[Data records]
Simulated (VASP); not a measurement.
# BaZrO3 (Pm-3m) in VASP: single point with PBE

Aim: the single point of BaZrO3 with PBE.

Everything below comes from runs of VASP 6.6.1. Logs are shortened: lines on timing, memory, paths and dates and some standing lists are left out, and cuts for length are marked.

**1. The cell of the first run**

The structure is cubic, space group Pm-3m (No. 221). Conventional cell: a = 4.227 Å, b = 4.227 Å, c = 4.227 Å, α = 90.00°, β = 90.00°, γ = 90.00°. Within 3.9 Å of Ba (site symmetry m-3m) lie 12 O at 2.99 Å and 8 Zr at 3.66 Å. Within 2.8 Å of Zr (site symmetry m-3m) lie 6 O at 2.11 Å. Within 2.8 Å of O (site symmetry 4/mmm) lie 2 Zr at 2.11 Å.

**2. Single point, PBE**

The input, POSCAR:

[Brief]
Line by line, retype the whole listing exactly.

[Task result]
Simulated (VASP); not a measurement.
# BaZrO3 (Pm-3m) in VASP: single point with PBE

Aim: the single point of BaZrO3 with PBE.

Everything below comes from runs of VASP 6.6.1. Logs are shortened: lines on timing, memory, paths and dates and some standing lists are left out, and cuts for length are marked.

**1. The cell of the first run**

The structure is cubic, space group Pm-3m (No. 221). Conventional cell: a = 4.227 Å, b = 4.227 Å, c = 4.227 Å, α = 90.00°, β = 90.00°, γ = 90.00°. Within 3.9 Å of Ba (site symmetry m-3m) lie 12 O at 2.99 Å and 8 Zr at 3.66 Å. Within 2.8 Å of Zr (site symmetry m-3m) lie 6 O at 2.11 Å. Within 2.8 Å of O (site symmetry 4/mmm) lie 2 Zr at 2.11 Å.

**2. Single point, PBE**

The input, POSCAR:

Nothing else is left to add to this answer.